### Source data
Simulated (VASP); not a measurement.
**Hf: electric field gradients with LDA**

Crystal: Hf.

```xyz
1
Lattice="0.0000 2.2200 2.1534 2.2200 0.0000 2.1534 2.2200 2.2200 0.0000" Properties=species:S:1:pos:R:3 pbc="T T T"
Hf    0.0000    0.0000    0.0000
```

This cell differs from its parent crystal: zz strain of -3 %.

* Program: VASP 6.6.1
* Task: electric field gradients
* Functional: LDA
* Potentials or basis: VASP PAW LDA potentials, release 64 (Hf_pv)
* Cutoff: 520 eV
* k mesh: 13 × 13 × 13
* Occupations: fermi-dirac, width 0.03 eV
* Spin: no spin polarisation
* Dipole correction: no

### Assigned task
Transcribe the listing from start to finish, exactly as given.

### Problem solution
Simulated (VASP); not a measurement.
**Hf: electric field gradients with LDA**

Crystal: Hf.

```xyz
1
Lattice="0.0000 2.2200 2.1534 2.2200 0.0000 2.1534 2.2200 2.2200 0.0000" Properties=species:S:1:pos:R:3 pbc="T T T"
Hf    0.0000    0.0000    0.0000
```

This cell differs from its parent crystal: zz strain of -3 %.

* Program: VASP 6.6.1
* Task: electric field gradients
* Functional: LDA
* Potentials or basis: VASP PAW LDA potentials, release 64 (Hf_pv)
* Cutoff: 520 eV
* k mesh: 13 × 13 × 13
* Occupations: fermi-dirac, width 0.03 eV
* Spin: no spin polarisation
* Dipole correction: no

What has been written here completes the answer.